**REQUIREMENT**: Transcribe exactly the lines that begin the material and continue through the line containing "The input as". Leave out whatever follows.

**SUPPLIED ENTRIES**:
Start of Block
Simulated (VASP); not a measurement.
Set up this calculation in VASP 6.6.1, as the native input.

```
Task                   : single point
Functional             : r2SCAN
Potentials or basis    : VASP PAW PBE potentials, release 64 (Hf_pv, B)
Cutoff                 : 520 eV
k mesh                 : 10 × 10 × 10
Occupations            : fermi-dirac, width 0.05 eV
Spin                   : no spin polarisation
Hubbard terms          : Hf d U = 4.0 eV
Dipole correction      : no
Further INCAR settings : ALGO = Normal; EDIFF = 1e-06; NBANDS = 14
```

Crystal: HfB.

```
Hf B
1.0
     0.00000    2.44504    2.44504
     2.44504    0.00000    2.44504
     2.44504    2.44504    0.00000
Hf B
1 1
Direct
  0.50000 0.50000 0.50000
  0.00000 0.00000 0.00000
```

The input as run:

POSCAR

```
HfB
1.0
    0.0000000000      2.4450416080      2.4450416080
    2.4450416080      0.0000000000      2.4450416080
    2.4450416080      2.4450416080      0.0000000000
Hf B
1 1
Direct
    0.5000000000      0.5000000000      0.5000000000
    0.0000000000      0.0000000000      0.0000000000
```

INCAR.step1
End of Block

**ANSWER SPACE**:
Simulated (VASP); not a measurement.
Set up this calculation in VASP 6.6.1, as the native input.

```
Task                   : single point
Functional             : r2SCAN
Potentials or basis    : VASP PAW PBE potentials, release 64 (Hf_pv, B)
Cutoff                 : 520 eV
k mesh                 : 10 × 10 × 10
Occupations            : fermi-dirac, width 0.05 eV
Spin                   : no spin polarisation
Hubbard terms          : Hf d U = 4.0 eV
Dipole correction      : no
Further INCAR settings : ALGO = Normal; EDIFF = 1e-06; NBANDS = 14
```

Crystal: HfB.

```
Hf B
1.0
     0.00000    2.44504    2.44504
     2.44504    0.00000    2.44504
     2.44504    2.44504    0.00000
Hf B
1 1
Direct
  0.50000 0.50000 0.50000
  0.00000 0.00000 0.00000
```

The input as run:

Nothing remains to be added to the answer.